Please write out, exactly as given, every line of the entries below up to and including the line with "A closed system".

*** Record excerpts ***
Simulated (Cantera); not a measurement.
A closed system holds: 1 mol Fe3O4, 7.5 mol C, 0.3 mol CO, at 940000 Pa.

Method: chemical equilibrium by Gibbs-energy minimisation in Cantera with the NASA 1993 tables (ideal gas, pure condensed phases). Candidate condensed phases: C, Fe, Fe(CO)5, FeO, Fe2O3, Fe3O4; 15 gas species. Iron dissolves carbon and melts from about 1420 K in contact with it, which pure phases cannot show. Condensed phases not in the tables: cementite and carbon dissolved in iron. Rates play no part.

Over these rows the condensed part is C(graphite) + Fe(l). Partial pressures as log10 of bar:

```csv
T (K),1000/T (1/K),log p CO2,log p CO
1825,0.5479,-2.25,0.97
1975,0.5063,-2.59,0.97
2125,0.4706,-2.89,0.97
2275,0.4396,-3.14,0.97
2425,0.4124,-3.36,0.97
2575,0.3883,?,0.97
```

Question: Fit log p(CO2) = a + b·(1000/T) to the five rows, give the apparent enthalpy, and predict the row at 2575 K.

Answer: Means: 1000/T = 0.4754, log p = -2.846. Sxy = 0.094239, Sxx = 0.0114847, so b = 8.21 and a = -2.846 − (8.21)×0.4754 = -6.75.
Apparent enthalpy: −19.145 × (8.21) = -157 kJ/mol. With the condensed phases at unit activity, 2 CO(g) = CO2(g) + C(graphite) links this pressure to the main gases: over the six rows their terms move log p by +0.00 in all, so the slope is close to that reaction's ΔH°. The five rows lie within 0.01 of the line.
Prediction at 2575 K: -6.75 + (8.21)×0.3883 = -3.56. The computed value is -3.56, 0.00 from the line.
*** End of Record excerpts ***

== Exercise response ==
Simulated (Cantera); not a measurement.
A closed system holds: 1 mol Fe3O4, 7.5 mol C, 0.3 mol CO, at 940000 Pa.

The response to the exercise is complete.